= WORK ORDER =
All of the data should be restated exactly as it stands.

#####

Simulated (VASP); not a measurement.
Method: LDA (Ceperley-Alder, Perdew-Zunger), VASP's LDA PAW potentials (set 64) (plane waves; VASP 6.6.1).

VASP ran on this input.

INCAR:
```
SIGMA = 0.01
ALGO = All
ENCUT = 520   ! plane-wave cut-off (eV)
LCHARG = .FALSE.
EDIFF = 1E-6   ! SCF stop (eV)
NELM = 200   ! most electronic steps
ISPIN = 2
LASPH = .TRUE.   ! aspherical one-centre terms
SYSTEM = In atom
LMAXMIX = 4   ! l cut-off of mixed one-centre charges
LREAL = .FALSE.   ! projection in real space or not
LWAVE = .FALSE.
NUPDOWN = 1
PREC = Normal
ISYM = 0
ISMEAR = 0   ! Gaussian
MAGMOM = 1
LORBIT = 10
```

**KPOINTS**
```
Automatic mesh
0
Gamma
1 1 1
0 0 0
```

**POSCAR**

#####

= TASK RESPONSE =
Simulated (VASP); not a measurement.
Method: LDA (Ceperley-Alder, Perdew-Zunger), VASP's LDA PAW potentials (set 64) (plane waves; VASP 6.6.1).

VASP ran on this input.

INCAR:
```
SIGMA = 0.01
ALGO = All
ENCUT = 520   ! plane-wave cut-off (eV)
LCHARG = .FALSE.
EDIFF = 1E-6   ! SCF stop (eV)
NELM = 200   ! most electronic steps
ISPIN = 2
LASPH = .TRUE.   ! aspherical one-centre terms
SYSTEM = In atom
LMAXMIX = 4   ! l cut-off of mixed one-centre charges
LREAL = .FALSE.   ! projection in real space or not
LWAVE = .FALSE.
NUPDOWN = 1
PREC = Normal
ISYM = 0
ISMEAR = 0   ! Gaussian
MAGMOM = 1
LORBIT = 10
```

**KPOINTS**
```
Automatic mesh
0
Gamma
1 1 1
0 0 0
```

**POSCAR**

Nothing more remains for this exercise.